* [WORK REQUEST]
Output a verbatim copy of the data, cut off after the line that contains "- S₁: 7.61 eV".

####

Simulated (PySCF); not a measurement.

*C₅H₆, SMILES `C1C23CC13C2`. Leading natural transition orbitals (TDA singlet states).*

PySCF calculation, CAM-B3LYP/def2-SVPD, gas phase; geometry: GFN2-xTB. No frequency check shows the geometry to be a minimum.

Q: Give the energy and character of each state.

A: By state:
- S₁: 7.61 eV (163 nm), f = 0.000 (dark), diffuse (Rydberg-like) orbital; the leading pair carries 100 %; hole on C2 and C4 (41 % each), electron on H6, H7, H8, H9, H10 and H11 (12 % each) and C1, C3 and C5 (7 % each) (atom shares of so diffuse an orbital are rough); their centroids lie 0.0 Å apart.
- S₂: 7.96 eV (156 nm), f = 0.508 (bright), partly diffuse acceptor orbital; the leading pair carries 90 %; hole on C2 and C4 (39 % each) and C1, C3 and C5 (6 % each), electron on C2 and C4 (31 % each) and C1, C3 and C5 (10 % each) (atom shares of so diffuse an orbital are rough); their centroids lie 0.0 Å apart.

####

* [EXERCISE ANSWER]
Simulated (PySCF); not a measurement.

*C₅H₆, SMILES `C1C23CC13C2`. Leading natural transition orbitals (TDA singlet states).*

PySCF calculation, CAM-B3LYP/def2-SVPD, gas phase; geometry: GFN2-xTB. No frequency check shows the geometry to be a minimum.

Q: Give the energy and character of each state.

A: By state:
- S₁: 7.61 eV (163 nm), f = 0.000 (dark), diffuse (Rydberg-like) orbital; the leading pair carries 100 %; hole on C2 and C4 (41 % each), electron on H6, H7, H8, H9, H10 and H11 (12 % each) and C1, C3 and C5 (7 % each) (atom shares of so diffuse an orbital are rough); their centroids lie 0.0 Å apart.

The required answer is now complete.